Beginning with the first line of the data below, reproduce every line unchanged, ending with the line that holds "and others (calculated)".

-------- ENTRIES PROVIDED --------
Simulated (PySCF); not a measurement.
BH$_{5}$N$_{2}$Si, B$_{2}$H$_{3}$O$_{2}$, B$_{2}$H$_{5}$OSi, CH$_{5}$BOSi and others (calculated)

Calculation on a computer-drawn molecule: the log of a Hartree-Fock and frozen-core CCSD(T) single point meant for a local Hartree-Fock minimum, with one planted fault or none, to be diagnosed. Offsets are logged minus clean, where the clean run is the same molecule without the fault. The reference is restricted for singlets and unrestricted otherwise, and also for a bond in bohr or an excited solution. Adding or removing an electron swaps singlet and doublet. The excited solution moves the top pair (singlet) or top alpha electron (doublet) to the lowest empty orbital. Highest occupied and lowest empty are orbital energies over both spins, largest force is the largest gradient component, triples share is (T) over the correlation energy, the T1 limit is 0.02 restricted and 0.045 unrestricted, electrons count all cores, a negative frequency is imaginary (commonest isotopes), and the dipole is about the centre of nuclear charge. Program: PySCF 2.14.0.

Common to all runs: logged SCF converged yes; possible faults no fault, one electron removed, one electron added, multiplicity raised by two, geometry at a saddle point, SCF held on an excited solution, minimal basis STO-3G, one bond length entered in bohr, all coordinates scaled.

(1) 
--------

YOUR SOLUTION =>
Simulated (PySCF); not a measurement.
BH$_{5}$N$_{2}$Si, B$_{2}$H$_{3}$O$_{2}$, B$_{2}$H$_{5}$OSi, CH$_{5}$BOSi and others (calculated)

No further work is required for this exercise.